* _Excerpted data_
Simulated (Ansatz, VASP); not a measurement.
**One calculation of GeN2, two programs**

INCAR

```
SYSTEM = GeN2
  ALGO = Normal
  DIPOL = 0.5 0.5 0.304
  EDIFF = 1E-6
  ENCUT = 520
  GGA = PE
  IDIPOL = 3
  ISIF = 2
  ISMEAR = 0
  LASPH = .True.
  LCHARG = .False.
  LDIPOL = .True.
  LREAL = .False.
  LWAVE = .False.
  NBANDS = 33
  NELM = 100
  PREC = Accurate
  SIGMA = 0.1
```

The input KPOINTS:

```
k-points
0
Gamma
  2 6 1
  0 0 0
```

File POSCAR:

* _Requirement_
The data should be transcribed exactly, line for line.

* _Task result_
Simulated (Ansatz, VASP); not a measurement.
**One calculation of GeN2, two programs**

INCAR

```
SYSTEM = GeN2
  ALGO = Normal
  DIPOL = 0.5 0.5 0.304
  EDIFF = 1E-6
  ENCUT = 520
  GGA = PE
  IDIPOL = 3
  ISIF = 2
  ISMEAR = 0
  LASPH = .True.
  LCHARG = .False.
  LDIPOL = .True.
  LREAL = .False.
  LWAVE = .False.
  NBANDS = 33
  NELM = 100
  PREC = Accurate
  SIGMA = 0.1
```

The input KPOINTS:

```
k-points
0
Gamma
  2 6 1
  0 0 0
```

File POSCAR:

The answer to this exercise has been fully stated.